----------

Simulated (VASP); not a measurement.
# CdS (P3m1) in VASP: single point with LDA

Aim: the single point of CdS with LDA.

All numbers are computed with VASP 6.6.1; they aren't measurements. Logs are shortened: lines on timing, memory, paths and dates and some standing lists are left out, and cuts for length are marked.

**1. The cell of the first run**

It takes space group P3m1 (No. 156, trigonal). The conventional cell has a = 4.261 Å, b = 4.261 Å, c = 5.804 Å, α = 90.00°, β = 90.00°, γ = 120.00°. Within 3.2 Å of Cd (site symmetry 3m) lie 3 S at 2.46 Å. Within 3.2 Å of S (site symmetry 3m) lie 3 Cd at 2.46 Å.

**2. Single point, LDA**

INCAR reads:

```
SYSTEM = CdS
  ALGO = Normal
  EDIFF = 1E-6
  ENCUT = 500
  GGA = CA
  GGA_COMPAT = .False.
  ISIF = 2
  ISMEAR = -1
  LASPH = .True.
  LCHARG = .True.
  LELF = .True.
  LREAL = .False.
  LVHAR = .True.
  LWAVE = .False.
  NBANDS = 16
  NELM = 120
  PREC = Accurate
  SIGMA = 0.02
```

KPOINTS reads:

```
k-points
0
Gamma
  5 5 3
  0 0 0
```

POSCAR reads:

----------

## ACTIVITY
Exact lines only, please: output the listing from the first line to the line with "the first run**", both included.

## YOUR SOLUTION
Simulated (VASP); not a measurement.
# CdS (P3m1) in VASP: single point with LDA

Aim: the single point of CdS with LDA.

All numbers are computed with VASP 6.6.1; they aren't measurements. Logs are shortened: lines on timing, memory, paths and dates and some standing lists are left out, and cuts for length are marked.

**1. The cell of the first run**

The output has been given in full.